### Entries supplied
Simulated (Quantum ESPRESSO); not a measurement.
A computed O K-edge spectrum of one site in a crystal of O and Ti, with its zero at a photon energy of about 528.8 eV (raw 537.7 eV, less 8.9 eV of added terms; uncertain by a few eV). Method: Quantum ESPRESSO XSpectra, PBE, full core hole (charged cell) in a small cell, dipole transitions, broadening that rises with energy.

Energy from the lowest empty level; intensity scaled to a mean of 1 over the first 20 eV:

### Action item
Beginning with the opening line above, retype the records exactly through the line with "A computed O", both ends included.

### Response
Simulated (Quantum ESPRESSO); not a measurement.
A computed O K-edge spectrum of one site in a crystal of O and Ti, with its zero at a photon energy of about 528.8 eV (raw 537.7 eV, less 8.9 eV of added terms; uncertain by a few eV). Method: Quantum ESPRESSO XSpectra, PBE, full core hole (charged cell) in a small cell, dipole transitions, broadening that rises with energy.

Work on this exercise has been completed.